[RECORD EXTRACTS Boundary: Start]

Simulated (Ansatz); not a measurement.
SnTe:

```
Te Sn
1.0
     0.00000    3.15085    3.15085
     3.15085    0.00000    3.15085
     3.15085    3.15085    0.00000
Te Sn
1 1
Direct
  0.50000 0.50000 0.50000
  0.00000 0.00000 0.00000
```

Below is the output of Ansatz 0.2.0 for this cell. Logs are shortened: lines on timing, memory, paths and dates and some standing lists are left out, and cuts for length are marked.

[RECORD EXTRACTS Boundary: End]

→ WORK TASK
With no line skipped, repeat the records exactly.

→ YOUR SOLUTION
Simulated (Ansatz); not a measurement.
SnTe:

```
Te Sn
1.0
     0.00000    3.15085    3.15085
     3.15085    0.00000    3.15085
     3.15085    3.15085    0.00000
Te Sn
1 1
Direct
  0.50000 0.50000 0.50000
  0.00000 0.00000 0.00000
```

Below is the output of Ansatz 0.2.0 for this cell. Logs are shortened: lines on timing, memory, paths and dates and some standing lists are left out, and cuts for length are marked.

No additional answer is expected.